** DATA EXCERPTS follows **

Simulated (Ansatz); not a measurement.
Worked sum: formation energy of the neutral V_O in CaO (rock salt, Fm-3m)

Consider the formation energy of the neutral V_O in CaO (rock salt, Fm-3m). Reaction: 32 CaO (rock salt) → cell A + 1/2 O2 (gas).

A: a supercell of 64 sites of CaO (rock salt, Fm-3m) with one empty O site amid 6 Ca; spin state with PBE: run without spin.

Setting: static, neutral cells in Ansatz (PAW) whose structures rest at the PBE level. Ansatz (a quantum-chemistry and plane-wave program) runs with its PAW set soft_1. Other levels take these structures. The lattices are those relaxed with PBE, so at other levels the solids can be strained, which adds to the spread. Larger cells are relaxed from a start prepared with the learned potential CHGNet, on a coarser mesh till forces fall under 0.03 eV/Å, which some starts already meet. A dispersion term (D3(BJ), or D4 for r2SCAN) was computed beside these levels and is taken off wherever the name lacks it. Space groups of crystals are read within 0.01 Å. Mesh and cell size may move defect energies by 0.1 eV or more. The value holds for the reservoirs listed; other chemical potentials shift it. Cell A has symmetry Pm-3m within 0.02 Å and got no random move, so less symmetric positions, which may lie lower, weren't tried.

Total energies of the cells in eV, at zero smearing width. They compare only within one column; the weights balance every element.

** End of DATA EXCERPTS **

> _ACTION ITEM_
All of the entries above should be written out verbatim.

> _SOLUTION_
Simulated (Ansatz); not a measurement.
Worked sum: formation energy of the neutral V_O in CaO (rock salt, Fm-3m)

Consider the formation energy of the neutral V_O in CaO (rock salt, Fm-3m). Reaction: 32 CaO (rock salt) → cell A + 1/2 O2 (gas).

A: a supercell of 64 sites of CaO (rock salt, Fm-3m) with one empty O site amid 6 Ca; spin state with PBE: run without spin.

Setting: static, neutral cells in Ansatz (PAW) whose structures rest at the PBE level. Ansatz (a quantum-chemistry and plane-wave program) runs with its PAW set soft_1. Other levels take these structures. The lattices are those relaxed with PBE, so at other levels the solids can be strained, which adds to the spread. Larger cells are relaxed from a start prepared with the learned potential CHGNet, on a coarser mesh till forces fall under 0.03 eV/Å, which some starts already meet. A dispersion term (D3(BJ), or D4 for r2SCAN) was computed beside these levels and is taken off wherever the name lacks it. Space groups of crystals are read within 0.01 Å. Mesh and cell size may move defect energies by 0.1 eV or more. The value holds for the reservoirs listed; other chemical potentials shift it. Cell A has symmetry Pm-3m within 0.02 Å and got no random move, so less symmetric positions, which may lie lower, weren't tried.

Total energies of the cells in eV, at zero smearing width. They compare only within one column; the weights balance every element.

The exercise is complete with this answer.